◆ **Requirement**: Print nothing but the lines below starting at the line that holds "The same molecule" and ending at the line that holds "Answer. D. The dipole moment is 0.85 D.", including both, each exactly as written.

Start of Block
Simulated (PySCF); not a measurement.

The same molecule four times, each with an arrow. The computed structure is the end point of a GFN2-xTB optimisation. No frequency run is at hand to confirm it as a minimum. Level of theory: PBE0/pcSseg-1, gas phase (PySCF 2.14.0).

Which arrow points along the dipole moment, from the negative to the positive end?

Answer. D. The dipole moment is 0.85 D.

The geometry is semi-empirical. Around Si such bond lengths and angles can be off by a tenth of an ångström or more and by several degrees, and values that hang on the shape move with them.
End of Block

◆ **Answer area**:
The same molecule four times, each with an arrow. The computed structure is the end point of a GFN2-xTB optimisation. No frequency run is at hand to confirm it as a minimum. Level of theory: PBE0/pcSseg-1, gas phase (PySCF 2.14.0).

Which arrow points along the dipole moment, from the negative to the positive end?

Answer. D. The dipole moment is 0.85 D.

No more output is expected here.